→ **WORK INSTRUCTION**
What you return should match the records below exactly.

→ **RECORD EXTRACTS**
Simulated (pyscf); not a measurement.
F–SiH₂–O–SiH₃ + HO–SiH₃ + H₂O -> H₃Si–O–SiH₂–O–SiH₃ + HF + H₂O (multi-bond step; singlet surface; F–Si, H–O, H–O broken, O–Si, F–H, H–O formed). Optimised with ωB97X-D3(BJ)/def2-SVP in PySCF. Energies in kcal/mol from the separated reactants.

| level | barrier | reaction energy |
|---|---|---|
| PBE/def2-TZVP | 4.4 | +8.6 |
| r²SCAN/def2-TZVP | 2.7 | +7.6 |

→ **TASK ANSWER**
Simulated (pyscf); not a measurement.
F–SiH₂–O–SiH₃ + HO–SiH₃ + H₂O -> H₃Si–O–SiH₂–O–SiH₃ + HF + H₂O (multi-bond step; singlet surface; F–Si, H–O, H–O broken, O–Si, F–H, H–O formed). Optimised with ωB97X-D3(BJ)/def2-SVP in PySCF. Energies in kcal/mol from the separated reactants.

| level | barrier | reaction energy |
|---|---|---|
| PBE/def2-TZVP | 4.4 | +8.6 |
| r²SCAN/def2-TZVP | 2.7 | +7.6 |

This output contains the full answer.